Required action: Starting from the first line below, repeat the data exactly through to the last.

Data excerpts:

:::

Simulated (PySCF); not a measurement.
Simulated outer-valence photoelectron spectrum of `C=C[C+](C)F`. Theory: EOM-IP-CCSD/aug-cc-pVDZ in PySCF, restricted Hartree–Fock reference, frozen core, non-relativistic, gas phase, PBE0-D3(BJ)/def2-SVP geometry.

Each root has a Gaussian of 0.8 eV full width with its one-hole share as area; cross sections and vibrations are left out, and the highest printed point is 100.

:::

Exercise result:
Simulated (PySCF); not a measurement.
Simulated outer-valence photoelectron spectrum of `C=C[C+](C)F`. Theory: EOM-IP-CCSD/aug-cc-pVDZ in PySCF, restricted Hartree–Fock reference, frozen core, non-relativistic, gas phase, PBE0-D3(BJ)/def2-SVP geometry.

Each root has a Gaussian of 0.8 eV full width with its one-hole share as area; cross sections and vibrations are left out, and the highest printed point is 100.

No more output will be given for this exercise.